● **Data listing**

# # #

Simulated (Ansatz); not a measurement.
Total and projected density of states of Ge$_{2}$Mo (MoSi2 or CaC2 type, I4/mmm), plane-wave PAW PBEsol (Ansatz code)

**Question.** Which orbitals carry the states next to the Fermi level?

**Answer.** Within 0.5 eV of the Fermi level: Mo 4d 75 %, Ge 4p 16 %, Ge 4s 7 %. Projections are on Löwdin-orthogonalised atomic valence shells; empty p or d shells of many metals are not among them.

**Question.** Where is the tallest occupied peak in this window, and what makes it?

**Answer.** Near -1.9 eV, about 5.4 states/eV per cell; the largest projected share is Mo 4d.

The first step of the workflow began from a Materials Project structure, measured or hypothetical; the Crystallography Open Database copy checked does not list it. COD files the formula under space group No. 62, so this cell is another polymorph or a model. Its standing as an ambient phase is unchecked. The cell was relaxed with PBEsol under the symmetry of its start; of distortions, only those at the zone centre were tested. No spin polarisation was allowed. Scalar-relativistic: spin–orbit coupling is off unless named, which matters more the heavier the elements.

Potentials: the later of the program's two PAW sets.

# # #

● **Work request**
"share is Mo 4d." marks the last line to print; print everything from the first line of the data through that line, unchanged, and nothing more.

● **Task solution**
Simulated (Ansatz); not a measurement.
Total and projected density of states of Ge$_{2}$Mo (MoSi2 or CaC2 type, I4/mmm), plane-wave PAW PBEsol (Ansatz code)

**Question.** Which orbitals carry the states next to the Fermi level?

**Answer.** Within 0.5 eV of the Fermi level: Mo 4d 75 %, Ge 4p 16 %, Ge 4s 7 %. Projections are on Löwdin-orthogonalised atomic valence shells; empty p or d shells of many metals are not among them.

**Question.** Where is the tallest occupied peak in this window, and what makes it?

**Answer.** Near -1.9 eV, about 5.4 states/eV per cell; the largest projected share is Mo 4d.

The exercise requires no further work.